Required action →
Return the data below exactly, stopping after the line with "Aim: see how".

Entries supplied →
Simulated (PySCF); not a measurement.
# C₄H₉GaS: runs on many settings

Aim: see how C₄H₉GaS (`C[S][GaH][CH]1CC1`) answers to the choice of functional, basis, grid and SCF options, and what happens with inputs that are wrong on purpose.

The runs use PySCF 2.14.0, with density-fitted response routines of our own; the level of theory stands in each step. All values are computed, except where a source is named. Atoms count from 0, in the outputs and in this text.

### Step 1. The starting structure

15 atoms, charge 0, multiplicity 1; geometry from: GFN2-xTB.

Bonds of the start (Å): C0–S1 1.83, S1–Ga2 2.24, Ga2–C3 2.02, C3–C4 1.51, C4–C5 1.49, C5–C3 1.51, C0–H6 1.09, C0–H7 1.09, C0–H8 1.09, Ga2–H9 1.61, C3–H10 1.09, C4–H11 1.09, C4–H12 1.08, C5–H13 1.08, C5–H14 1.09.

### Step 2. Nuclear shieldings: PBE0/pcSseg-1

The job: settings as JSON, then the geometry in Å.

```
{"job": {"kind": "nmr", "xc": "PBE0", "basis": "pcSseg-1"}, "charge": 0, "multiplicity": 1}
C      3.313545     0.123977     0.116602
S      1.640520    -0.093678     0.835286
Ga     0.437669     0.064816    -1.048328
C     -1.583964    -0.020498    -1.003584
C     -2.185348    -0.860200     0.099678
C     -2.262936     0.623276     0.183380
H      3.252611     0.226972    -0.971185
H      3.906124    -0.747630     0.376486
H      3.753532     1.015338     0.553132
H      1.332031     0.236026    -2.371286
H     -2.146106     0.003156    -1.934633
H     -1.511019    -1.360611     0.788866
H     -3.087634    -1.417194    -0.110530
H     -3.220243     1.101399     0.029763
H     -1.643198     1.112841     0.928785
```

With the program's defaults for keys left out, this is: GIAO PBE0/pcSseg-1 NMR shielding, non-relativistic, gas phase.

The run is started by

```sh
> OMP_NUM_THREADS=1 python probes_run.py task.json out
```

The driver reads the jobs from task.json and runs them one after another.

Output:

Response box →
Simulated (PySCF); not a measurement.
# C₄H₉GaS: runs on many settings

Aim: see how C₄H₉GaS (`C[S][GaH][CH]1CC1`) answers to the choice of functional, basis, grid and SCF options, and what happens with inputs that are wrong on purpose.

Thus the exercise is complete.